- [ENTRIES SHOWN]:
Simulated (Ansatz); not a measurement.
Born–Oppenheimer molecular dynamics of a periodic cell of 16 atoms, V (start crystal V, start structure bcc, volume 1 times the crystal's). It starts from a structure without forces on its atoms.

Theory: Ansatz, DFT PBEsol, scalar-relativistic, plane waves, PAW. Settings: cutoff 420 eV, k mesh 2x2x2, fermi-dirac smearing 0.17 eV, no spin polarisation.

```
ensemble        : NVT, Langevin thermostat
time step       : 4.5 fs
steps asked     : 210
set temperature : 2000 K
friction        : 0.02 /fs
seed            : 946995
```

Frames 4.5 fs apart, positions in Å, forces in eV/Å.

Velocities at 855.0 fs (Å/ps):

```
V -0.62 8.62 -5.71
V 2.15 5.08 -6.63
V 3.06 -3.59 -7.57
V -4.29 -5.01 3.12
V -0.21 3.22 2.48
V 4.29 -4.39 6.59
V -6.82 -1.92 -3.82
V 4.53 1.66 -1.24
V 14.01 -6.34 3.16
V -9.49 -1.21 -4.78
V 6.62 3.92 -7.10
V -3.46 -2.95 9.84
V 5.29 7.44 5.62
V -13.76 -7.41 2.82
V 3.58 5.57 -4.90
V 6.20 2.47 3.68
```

- [REQUIRED ACTION]: Take the lines from the start of the records through the line holding "Frames 4.5 fs", both included, and please print them exactly, with nothing else.

- [SOLUTION]:
Simulated (Ansatz); not a measurement.
Born–Oppenheimer molecular dynamics of a periodic cell of 16 atoms, V (start crystal V, start structure bcc, volume 1 times the crystal's). It starts from a structure without forces on its atoms.

Theory: Ansatz, DFT PBEsol, scalar-relativistic, plane waves, PAW. Settings: cutoff 420 eV, k mesh 2x2x2, fermi-dirac smearing 0.17 eV, no spin polarisation.

```
ensemble        : NVT, Langevin thermostat
time step       : 4.5 fs
steps asked     : 210
set temperature : 2000 K
friction        : 0.02 /fs
seed            : 946995
```

Frames 4.5 fs apart, positions in Å, forces in eV/Å.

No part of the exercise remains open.